____ DATA EXTRACTS

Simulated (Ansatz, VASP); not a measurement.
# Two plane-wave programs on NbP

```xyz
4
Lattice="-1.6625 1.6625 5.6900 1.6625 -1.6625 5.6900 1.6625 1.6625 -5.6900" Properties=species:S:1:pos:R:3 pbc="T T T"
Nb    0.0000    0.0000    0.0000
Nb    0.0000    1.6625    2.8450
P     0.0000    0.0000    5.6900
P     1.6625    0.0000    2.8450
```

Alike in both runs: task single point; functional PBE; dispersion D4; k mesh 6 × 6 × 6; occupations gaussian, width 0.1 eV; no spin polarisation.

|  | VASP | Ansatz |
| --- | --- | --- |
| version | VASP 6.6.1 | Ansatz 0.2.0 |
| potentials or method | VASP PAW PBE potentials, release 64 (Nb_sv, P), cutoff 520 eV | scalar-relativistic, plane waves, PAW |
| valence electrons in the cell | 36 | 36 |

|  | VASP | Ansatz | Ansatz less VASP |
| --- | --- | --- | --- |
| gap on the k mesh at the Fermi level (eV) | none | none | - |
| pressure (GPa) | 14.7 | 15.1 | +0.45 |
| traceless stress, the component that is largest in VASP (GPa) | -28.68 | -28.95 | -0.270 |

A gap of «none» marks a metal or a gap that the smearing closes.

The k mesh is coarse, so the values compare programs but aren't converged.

________

:: TASK ITEM ::
Each entry must be reproduced verbatim.

:: RESPONSE ::
Simulated (Ansatz, VASP); not a measurement.
# Two plane-wave programs on NbP

```xyz
4
Lattice="-1.6625 1.6625 5.6900 1.6625 -1.6625 5.6900 1.6625 1.6625 -5.6900" Properties=species:S:1:pos:R:3 pbc="T T T"
Nb    0.0000    0.0000    0.0000
Nb    0.0000    1.6625    2.8450
P     0.0000    0.0000    5.6900
P     1.6625    0.0000    2.8450
```

Alike in both runs: task single point; functional PBE; dispersion D4; k mesh 6 × 6 × 6; occupations gaussian, width 0.1 eV; no spin polarisation.

|  | VASP | Ansatz |
| --- | --- | --- |
| version | VASP 6.6.1 | Ansatz 0.2.0 |
| potentials or method | VASP PAW PBE potentials, release 64 (Nb_sv, P), cutoff 520 eV | scalar-relativistic, plane waves, PAW |
| valence electrons in the cell | 36 | 36 |

|  | VASP | Ansatz | Ansatz less VASP |
| --- | --- | --- | --- |
| gap on the k mesh at the Fermi level (eV) | none | none | - |
| pressure (GPa) | 14.7 | 15.1 | +0.45 |
| traceless stress, the component that is largest in VASP (GPa) | -28.68 | -28.95 | -0.270 |

A gap of «none» marks a metal or a gap that the smearing closes.

The k mesh is coarse, so the values compare programs but aren't converged.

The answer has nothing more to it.